- - - - -

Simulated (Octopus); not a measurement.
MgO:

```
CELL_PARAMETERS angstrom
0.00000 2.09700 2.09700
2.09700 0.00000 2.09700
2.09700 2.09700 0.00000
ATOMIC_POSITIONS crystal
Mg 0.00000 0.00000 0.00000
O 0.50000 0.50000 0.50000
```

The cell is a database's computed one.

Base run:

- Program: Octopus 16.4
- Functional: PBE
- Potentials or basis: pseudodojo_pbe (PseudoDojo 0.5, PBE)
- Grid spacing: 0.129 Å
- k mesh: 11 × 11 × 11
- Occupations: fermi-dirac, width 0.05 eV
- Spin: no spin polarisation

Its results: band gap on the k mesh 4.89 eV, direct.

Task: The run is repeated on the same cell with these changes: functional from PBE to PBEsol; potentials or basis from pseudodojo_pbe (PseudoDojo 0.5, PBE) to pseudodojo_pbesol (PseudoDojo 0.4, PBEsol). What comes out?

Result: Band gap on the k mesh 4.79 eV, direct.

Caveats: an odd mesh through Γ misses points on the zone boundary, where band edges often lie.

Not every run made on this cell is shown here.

- - - - -

§ BRIEF:
Which lines run from the one holding "The cell is a database's computed one." through the one holding "Its results: band" in the records above? Repeat them exactly, both included, and nothing more.

§ YOUR RESPONSE:
The cell is a database's computed one.

Base run:

- Program: Octopus 16.4
- Functional: PBE
- Potentials or basis: pseudodojo_pbe (PseudoDojo 0.5, PBE)
- Grid spacing: 0.129 Å
- k mesh: 11 × 11 × 11
- Occupations: fermi-dirac, width 0.05 eV
- Spin: no spin polarisation

Its results: band gap on the k mesh 4.89 eV, direct.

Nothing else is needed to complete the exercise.